#### Information shown
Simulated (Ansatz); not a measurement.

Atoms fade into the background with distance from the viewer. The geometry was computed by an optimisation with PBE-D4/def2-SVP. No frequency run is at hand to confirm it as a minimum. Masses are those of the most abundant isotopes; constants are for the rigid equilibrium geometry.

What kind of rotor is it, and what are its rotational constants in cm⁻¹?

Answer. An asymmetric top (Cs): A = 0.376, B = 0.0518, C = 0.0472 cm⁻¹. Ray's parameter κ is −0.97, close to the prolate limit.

#### Work item
Could you transcribe the entries above word for word, from the line with "Atoms fade into" down to the line with "What kind of", keeping both?

#### Worked solution
Atoms fade into the background with distance from the viewer. The geometry was computed by an optimisation with PBE-D4/def2-SVP. No frequency run is at hand to confirm it as a minimum. Masses are those of the most abundant isotopes; constants are for the rigid equilibrium geometry.

What kind of rotor is it, and what are its rotational constants in cm⁻¹?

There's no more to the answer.